● Activity:
Whatever appears in the records, write it out again exactly.

● Input data:
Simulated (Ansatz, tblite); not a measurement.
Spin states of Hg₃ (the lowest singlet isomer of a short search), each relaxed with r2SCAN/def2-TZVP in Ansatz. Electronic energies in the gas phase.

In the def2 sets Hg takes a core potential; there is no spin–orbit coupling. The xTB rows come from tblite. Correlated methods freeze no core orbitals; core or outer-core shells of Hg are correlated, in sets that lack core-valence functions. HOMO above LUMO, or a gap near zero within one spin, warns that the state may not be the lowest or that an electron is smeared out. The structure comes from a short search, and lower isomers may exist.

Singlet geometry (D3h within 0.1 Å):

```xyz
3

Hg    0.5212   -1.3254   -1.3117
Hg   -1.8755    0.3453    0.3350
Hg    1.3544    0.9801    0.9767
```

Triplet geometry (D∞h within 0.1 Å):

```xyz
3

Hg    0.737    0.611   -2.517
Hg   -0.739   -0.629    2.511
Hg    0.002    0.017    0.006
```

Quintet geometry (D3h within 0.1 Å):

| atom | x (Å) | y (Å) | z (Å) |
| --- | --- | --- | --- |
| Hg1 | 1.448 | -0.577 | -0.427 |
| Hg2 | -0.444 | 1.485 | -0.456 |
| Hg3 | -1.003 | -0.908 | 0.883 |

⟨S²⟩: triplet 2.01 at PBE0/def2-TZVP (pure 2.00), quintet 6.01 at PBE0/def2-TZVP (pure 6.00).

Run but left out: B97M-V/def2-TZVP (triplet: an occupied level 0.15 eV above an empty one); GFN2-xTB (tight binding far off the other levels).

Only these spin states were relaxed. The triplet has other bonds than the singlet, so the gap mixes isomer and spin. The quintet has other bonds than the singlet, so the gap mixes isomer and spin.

● Written answer:
Simulated (Ansatz, tblite); not a measurement.
Spin states of Hg₃ (the lowest singlet isomer of a short search), each relaxed with r2SCAN/def2-TZVP in Ansatz. Electronic energies in the gas phase.

In the def2 sets Hg takes a core potential; there is no spin–orbit coupling. The xTB rows come from tblite. Correlated methods freeze no core orbitals; core or outer-core shells of Hg are correlated, in sets that lack core-valence functions. HOMO above LUMO, or a gap near zero within one spin, warns that the state may not be the lowest or that an electron is smeared out. The structure comes from a short search, and lower isomers may exist.

Singlet geometry (D3h within 0.1 Å):

```xyz
3

Hg    0.5212   -1.3254   -1.3117
Hg   -1.8755    0.3453    0.3350
Hg    1.3544    0.9801    0.9767
```

Triplet geometry (D∞h within 0.1 Å):

```xyz
3

Hg    0.737    0.611   -2.517
Hg   -0.739   -0.629    2.511
Hg    0.002    0.017    0.006
```

Quintet geometry (D3h within 0.1 Å):

| atom | x (Å) | y (Å) | z (Å) |
| --- | --- | --- | --- |
| Hg1 | 1.448 | -0.577 | -0.427 |
| Hg2 | -0.444 | 1.485 | -0.456 |
| Hg3 | -1.003 | -0.908 | 0.883 |

⟨S²⟩: triplet 2.01 at PBE0/def2-TZVP (pure 2.00), quintet 6.01 at PBE0/def2-TZVP (pure 6.00).

Run but left out: B97M-V/def2-TZVP (triplet: an occupied level 0.15 eV above an empty one); GFN2-xTB (tight binding far off the other levels).

Only these spin states were relaxed. The triplet has other bonds than the singlet, so the gap mixes isomer and spin. The quintet has other bonds than the singlet, so the gap mixes isomer and spin.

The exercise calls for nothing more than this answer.